** DATA EXTRACTS follows **

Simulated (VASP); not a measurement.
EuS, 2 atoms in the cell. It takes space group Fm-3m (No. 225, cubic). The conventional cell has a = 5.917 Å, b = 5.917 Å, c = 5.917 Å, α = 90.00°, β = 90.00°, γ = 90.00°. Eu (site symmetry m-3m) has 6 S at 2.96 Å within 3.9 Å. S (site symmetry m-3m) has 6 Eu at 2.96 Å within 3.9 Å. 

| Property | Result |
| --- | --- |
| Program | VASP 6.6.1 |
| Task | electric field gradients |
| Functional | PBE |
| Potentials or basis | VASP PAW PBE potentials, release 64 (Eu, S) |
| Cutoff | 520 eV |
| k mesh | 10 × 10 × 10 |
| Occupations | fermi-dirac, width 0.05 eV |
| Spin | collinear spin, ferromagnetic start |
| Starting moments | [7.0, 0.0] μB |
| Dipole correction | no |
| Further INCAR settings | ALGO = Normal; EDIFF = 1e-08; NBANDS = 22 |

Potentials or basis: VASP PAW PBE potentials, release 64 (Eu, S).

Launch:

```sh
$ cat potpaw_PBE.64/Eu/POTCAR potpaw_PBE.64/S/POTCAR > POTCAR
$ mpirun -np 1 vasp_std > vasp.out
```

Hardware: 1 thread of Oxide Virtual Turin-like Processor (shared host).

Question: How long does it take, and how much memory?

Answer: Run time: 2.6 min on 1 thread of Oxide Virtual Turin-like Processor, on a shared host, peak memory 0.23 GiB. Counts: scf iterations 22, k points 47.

** End of DATA EXTRACTS **

→ **BRIEF**
All of the material must be written out again exactly.

→ **EXPECTED ANSWER**
Simulated (VASP); not a measurement.
EuS, 2 atoms in the cell. It takes space group Fm-3m (No. 225, cubic). The conventional cell has a = 5.917 Å, b = 5.917 Å, c = 5.917 Å, α = 90.00°, β = 90.00°, γ = 90.00°. Eu (site symmetry m-3m) has 6 S at 2.96 Å within 3.9 Å. S (site symmetry m-3m) has 6 Eu at 2.96 Å within 3.9 Å. 

| Property | Result |
| --- | --- |
| Program | VASP 6.6.1 |
| Task | electric field gradients |
| Functional | PBE |
| Potentials or basis | VASP PAW PBE potentials, release 64 (Eu, S) |
| Cutoff | 520 eV |
| k mesh | 10 × 10 × 10 |
| Occupations | fermi-dirac, width 0.05 eV |
| Spin | collinear spin, ferromagnetic start |
| Starting moments | [7.0, 0.0] μB |
| Dipole correction | no |
| Further INCAR settings | ALGO = Normal; EDIFF = 1e-08; NBANDS = 22 |

Potentials or basis: VASP PAW PBE potentials, release 64 (Eu, S).

Launch:

```sh
$ cat potpaw_PBE.64/Eu/POTCAR potpaw_PBE.64/S/POTCAR > POTCAR
$ mpirun -np 1 vasp_std > vasp.out
```

Hardware: 1 thread of Oxide Virtual Turin-like Processor (shared host).

Question: How long does it take, and how much memory?

Answer: Run time: 2.6 min on 1 thread of Oxide Virtual Turin-like Processor, on a shared host, peak memory 0.23 GiB. Counts: scf iterations 22, k points 47.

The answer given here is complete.